-- ENTRIES PROVIDED follows --
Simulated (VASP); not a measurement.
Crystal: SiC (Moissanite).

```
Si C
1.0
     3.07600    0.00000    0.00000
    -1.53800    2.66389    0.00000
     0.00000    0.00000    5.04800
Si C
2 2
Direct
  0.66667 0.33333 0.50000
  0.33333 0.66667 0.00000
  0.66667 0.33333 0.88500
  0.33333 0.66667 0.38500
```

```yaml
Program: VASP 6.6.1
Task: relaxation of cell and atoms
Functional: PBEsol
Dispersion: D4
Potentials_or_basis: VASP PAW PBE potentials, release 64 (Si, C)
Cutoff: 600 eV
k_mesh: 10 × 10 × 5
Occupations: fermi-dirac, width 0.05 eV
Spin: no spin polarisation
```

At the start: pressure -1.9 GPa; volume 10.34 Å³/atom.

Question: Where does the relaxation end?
-- ENTRIES PROVIDED concluded --

-- BRIEF --
Exactly the lines from the start of the entries through the one bearing "At the start: pressure" are to be output, with both ends included.

-- YOUR RESPONSE --
Simulated (VASP); not a measurement.
Crystal: SiC (Moissanite).

```
Si C
1.0
     3.07600    0.00000    0.00000
    -1.53800    2.66389    0.00000
     0.00000    0.00000    5.04800
Si C
2 2
Direct
  0.66667 0.33333 0.50000
  0.33333 0.66667 0.00000
  0.66667 0.33333 0.88500
  0.33333 0.66667 0.38500
```

```yaml
Program: VASP 6.6.1
Task: relaxation of cell and atoms
Functional: PBEsol
Dispersion: D4
Potentials_or_basis: VASP PAW PBE potentials, release 64 (Si, C)
Cutoff: 600 eV
k_mesh: 10 × 10 × 5
Occupations: fermi-dirac, width 0.05 eV
Spin: no spin polarisation
```

At the start: pressure -1.9 GPa; volume 10.34 Å³/atom.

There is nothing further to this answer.